☆ ☆ ☆

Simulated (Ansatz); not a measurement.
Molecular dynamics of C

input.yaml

☆ ☆ ☆

TASK ITEM →
The whole of the data is to be copied out word for word.

EXERCISE SOLUTION →
Simulated (Ansatz); not a measurement.
Molecular dynamics of C

input.yaml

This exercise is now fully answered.